▶ Record excerpts
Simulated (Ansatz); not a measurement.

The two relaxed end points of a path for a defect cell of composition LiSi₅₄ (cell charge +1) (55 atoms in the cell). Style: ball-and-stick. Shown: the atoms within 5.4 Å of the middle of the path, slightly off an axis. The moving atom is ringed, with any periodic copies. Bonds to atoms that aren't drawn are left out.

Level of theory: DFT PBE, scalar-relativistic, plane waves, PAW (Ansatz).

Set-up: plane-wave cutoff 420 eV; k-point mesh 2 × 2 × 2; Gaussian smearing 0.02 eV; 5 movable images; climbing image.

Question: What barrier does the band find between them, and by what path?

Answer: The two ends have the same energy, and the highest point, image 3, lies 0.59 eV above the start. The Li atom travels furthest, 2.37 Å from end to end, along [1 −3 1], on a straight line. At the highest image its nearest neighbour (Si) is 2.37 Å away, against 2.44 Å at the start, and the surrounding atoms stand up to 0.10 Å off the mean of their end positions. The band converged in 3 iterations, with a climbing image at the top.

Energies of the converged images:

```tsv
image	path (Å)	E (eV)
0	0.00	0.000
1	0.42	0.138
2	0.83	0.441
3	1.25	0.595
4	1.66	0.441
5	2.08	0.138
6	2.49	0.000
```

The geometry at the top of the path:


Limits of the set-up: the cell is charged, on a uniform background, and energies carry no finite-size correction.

▶ Work order
The output should be exactly the lines above from the line containing "Energies of the" to the line containing "The geometry at", inclusive, with no other lines.

▶ Task output
Energies of the converged images:

```tsv
image	path (Å)	E (eV)
0	0.00	0.000
1	0.42	0.138
2	0.83	0.441
3	1.25	0.595
4	1.66	0.441
5	2.08	0.138
6	2.49	0.000
```

The geometry at the top of the path:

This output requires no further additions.